■ Required action ■
Could you write out the lines below exactly, beginning with the first and finishing with the one that contains "A: (a) -17.5; (b) 138.5."?

********************

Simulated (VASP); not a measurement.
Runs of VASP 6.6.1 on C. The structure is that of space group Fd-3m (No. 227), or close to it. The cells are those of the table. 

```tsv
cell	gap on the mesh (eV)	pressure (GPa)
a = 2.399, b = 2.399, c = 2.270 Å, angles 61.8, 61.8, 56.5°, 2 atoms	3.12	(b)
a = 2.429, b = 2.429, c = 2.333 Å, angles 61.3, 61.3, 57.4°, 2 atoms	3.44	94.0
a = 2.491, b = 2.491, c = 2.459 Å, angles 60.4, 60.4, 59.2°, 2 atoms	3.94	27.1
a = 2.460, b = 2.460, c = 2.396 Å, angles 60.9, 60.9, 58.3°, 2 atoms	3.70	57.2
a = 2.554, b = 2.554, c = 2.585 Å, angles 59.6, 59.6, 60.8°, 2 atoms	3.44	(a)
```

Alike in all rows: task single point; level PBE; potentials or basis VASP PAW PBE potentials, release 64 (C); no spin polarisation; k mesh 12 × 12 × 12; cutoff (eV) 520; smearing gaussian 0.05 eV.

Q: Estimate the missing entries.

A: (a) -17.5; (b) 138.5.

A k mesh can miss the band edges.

********************

■ Task solution ■
Simulated (VASP); not a measurement.
Runs of VASP 6.6.1 on C. The structure is that of space group Fd-3m (No. 227), or close to it. The cells are those of the table. 

```tsv
cell	gap on the mesh (eV)	pressure (GPa)
a = 2.399, b = 2.399, c = 2.270 Å, angles 61.8, 61.8, 56.5°, 2 atoms	3.12	(b)
a = 2.429, b = 2.429, c = 2.333 Å, angles 61.3, 61.3, 57.4°, 2 atoms	3.44	94.0
a = 2.491, b = 2.491, c = 2.459 Å, angles 60.4, 60.4, 59.2°, 2 atoms	3.94	27.1
a = 2.460, b = 2.460, c = 2.396 Å, angles 60.9, 60.9, 58.3°, 2 atoms	3.70	57.2
a = 2.554, b = 2.554, c = 2.585 Å, angles 59.6, 59.6, 60.8°, 2 atoms	3.44	(a)
```

Alike in all rows: task single point; level PBE; potentials or basis VASP PAW PBE potentials, release 64 (C); no spin polarisation; k mesh 12 × 12 × 12; cutoff (eV) 520; smearing gaussian 0.05 eV.

Q: Estimate the missing entries.

A: (a) -17.5; (b) 138.5.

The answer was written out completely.